• [Material supplied]
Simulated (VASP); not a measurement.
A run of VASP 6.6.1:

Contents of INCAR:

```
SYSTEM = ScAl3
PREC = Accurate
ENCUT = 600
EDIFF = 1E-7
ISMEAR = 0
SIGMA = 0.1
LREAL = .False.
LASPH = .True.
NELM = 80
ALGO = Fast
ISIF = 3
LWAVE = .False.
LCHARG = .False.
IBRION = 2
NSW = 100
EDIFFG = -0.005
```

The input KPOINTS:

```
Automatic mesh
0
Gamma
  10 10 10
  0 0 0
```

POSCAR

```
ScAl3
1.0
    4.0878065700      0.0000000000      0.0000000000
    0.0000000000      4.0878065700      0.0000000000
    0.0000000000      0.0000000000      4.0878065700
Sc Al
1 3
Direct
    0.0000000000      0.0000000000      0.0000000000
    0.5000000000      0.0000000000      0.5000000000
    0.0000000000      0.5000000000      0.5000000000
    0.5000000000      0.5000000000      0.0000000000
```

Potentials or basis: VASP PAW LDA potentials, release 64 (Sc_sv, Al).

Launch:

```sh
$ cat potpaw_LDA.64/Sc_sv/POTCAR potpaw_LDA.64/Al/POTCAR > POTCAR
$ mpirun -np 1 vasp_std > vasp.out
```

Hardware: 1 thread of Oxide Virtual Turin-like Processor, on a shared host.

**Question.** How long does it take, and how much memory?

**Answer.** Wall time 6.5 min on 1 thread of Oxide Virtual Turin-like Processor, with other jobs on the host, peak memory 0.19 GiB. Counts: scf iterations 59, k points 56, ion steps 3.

• [Work item]
When you come to the line containing "how much memory?", give it and stop; before that, repeat each line of the material exactly from the first one.

• [Worked solution]
Simulated (VASP); not a measurement.
A run of VASP 6.6.1:

Contents of INCAR:

```
SYSTEM = ScAl3
PREC = Accurate
ENCUT = 600
EDIFF = 1E-7
ISMEAR = 0
SIGMA = 0.1
LREAL = .False.
LASPH = .True.
NELM = 80
ALGO = Fast
ISIF = 3
LWAVE = .False.
LCHARG = .False.
IBRION = 2
NSW = 100
EDIFFG = -0.005
```

The input KPOINTS:

```
Automatic mesh
0
Gamma
  10 10 10
  0 0 0
```

POSCAR

```
ScAl3
1.0
    4.0878065700      0.0000000000      0.0000000000
    0.0000000000      4.0878065700      0.0000000000
    0.0000000000      0.0000000000      4.0878065700
Sc Al
1 3
Direct
    0.0000000000      0.0000000000      0.0000000000
    0.5000000000      0.0000000000      0.5000000000
    0.0000000000      0.5000000000      0.5000000000
    0.5000000000      0.5000000000      0.0000000000
```

Potentials or basis: VASP PAW LDA potentials, release 64 (Sc_sv, Al).

Launch:

```sh
$ cat potpaw_LDA.64/Sc_sv/POTCAR potpaw_LDA.64/Al/POTCAR > POTCAR
$ mpirun -np 1 vasp_std > vasp.out
```

Hardware: 1 thread of Oxide Virtual Turin-like Processor, on a shared host.

**Question.** How long does it take, and how much memory?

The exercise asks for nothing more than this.